> _WORK REQUEST_: Write out the lines from the top of the material through the line with "What path joins", exactly and with nothing added.

**** DATA SHOWN ****
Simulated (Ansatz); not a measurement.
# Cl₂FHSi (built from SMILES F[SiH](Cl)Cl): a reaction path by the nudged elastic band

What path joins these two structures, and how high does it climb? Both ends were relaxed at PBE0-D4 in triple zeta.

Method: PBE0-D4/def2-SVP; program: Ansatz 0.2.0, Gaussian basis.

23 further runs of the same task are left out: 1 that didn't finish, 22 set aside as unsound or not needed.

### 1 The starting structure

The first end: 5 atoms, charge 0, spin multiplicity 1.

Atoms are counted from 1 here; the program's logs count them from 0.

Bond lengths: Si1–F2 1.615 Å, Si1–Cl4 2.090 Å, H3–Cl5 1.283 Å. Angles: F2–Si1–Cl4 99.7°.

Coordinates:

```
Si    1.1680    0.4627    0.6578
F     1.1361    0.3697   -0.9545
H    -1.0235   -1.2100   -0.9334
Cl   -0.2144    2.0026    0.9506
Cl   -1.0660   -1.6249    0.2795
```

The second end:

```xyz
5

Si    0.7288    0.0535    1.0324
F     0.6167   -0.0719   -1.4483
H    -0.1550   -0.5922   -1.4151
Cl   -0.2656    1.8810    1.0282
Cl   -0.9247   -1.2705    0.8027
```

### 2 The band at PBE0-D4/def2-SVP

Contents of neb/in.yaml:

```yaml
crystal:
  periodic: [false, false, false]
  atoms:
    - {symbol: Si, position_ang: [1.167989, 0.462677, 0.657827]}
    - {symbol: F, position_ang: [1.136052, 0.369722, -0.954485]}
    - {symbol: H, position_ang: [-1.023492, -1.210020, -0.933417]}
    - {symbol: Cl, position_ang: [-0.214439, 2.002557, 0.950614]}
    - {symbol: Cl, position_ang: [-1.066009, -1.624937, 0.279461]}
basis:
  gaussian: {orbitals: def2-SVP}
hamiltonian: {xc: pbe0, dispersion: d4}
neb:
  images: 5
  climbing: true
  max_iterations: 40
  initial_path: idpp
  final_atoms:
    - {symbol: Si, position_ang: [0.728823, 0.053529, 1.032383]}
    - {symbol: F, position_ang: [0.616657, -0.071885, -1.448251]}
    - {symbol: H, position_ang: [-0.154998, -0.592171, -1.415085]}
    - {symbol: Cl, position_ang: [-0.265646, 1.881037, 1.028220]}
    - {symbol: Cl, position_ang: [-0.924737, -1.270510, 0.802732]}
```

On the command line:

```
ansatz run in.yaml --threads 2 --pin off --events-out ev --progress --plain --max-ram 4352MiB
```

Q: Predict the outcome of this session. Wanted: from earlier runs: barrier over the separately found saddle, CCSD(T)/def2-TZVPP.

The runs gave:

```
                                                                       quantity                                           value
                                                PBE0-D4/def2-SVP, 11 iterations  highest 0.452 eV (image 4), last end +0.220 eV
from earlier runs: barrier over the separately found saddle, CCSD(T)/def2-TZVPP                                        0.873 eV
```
****

> _EXERCISE ANSWER_:
Simulated (Ansatz); not a measurement.
# Cl₂FHSi (built from SMILES F[SiH](Cl)Cl): a reaction path by the nudged elastic band

What path joins these two structures, and how high does it climb? Both ends were relaxed at PBE0-D4 in triple zeta.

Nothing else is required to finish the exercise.